■ Extracted data
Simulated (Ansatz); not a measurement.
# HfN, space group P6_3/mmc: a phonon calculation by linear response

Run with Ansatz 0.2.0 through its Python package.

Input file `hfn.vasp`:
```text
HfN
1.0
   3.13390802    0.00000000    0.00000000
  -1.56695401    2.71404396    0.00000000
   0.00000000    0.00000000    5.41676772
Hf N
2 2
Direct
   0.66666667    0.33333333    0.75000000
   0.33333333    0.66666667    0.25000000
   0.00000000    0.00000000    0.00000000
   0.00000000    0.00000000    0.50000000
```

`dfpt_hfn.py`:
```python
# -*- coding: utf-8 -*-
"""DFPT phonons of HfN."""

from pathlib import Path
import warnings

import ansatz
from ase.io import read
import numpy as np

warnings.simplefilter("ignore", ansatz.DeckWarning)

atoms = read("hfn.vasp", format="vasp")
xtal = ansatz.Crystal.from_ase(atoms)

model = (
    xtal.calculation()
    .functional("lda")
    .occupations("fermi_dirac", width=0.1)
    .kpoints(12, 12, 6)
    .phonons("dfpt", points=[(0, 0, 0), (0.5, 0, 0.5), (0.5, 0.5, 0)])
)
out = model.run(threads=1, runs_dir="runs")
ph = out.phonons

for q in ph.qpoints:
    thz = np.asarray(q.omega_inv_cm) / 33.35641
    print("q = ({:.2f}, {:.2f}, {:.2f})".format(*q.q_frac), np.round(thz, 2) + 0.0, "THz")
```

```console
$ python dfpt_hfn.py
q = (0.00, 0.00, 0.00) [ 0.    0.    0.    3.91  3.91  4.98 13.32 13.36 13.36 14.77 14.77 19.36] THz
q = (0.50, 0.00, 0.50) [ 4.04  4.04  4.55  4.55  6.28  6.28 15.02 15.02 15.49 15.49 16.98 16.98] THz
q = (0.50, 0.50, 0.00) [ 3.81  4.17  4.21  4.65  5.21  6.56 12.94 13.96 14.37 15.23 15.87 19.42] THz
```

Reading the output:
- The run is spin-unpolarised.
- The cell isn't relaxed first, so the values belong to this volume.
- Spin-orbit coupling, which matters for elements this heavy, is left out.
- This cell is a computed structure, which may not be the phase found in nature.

■ Required action
Print, from the entries above, the line with "- The run is spin-unpolarised.", the line with "- Spin-orbit coupling, which" and all lines between them, exactly and with nothing else.

■ Expected answer
- The run is spin-unpolarised.
- The cell isn't relaxed first, so the values belong to this volume.
- Spin-orbit coupling, which matters for elements this heavy, is left out.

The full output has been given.